**Assignment**. Return the entire listing exactly, leaving nothing out.

· · · ·
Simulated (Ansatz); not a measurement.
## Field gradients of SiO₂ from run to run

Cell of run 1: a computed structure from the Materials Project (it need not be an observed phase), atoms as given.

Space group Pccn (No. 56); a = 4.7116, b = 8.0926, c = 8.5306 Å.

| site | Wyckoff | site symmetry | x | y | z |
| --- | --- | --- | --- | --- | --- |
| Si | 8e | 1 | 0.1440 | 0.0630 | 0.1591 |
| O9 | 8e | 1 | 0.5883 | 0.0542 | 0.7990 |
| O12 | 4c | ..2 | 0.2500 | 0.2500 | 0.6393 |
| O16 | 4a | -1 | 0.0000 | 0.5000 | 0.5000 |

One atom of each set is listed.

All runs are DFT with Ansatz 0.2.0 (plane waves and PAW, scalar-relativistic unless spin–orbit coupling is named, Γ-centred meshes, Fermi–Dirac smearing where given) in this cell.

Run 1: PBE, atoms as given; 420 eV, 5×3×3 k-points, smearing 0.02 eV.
· · · ·

**Exercise response**.
Simulated (Ansatz); not a measurement.
## Field gradients of SiO₂ from run to run

Cell of run 1: a computed structure from the Materials Project (it need not be an observed phase), atoms as given.

Space group Pccn (No. 56); a = 4.7116, b = 8.0926, c = 8.5306 Å.

| site | Wyckoff | site symmetry | x | y | z |
| --- | --- | --- | --- | --- | --- |
| Si | 8e | 1 | 0.1440 | 0.0630 | 0.1591 |
| O9 | 8e | 1 | 0.5883 | 0.0542 | 0.7990 |
| O12 | 4c | ..2 | 0.2500 | 0.2500 | 0.6393 |
| O16 | 4a | -1 | 0.0000 | 0.5000 | 0.5000 |

One atom of each set is listed.

All runs are DFT with Ansatz 0.2.0 (plane waves and PAW, scalar-relativistic unless spin–orbit coupling is named, Γ-centred meshes, Fermi–Dirac smearing where given) in this cell.

Run 1: PBE, atoms as given; 420 eV, 5×3×3 k-points, smearing 0.02 eV.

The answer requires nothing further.